Go from the first line below to the one with "### 7 The log goes on: hcp relaxed, PAW files" and print each line exactly.

(DATASET RECORDS):
━━━
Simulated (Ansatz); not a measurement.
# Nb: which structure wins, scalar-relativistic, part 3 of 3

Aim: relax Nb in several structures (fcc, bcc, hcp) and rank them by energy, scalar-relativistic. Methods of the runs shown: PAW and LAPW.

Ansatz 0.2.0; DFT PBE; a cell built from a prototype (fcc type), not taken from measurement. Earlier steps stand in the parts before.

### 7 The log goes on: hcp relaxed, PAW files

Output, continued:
━━━

(EXERCISE RESPONSE):
Simulated (Ansatz); not a measurement.
# Nb: which structure wins, scalar-relativistic, part 3 of 3

Aim: relax Nb in several structures (fcc, bcc, hcp) and rank them by energy, scalar-relativistic. Methods of the runs shown: PAW and LAPW.

Ansatz 0.2.0; DFT PBE; a cell built from a prototype (fcc type), not taken from measurement. Earlier steps stand in the parts before.

### 7 The log goes on: hcp relaxed, PAW files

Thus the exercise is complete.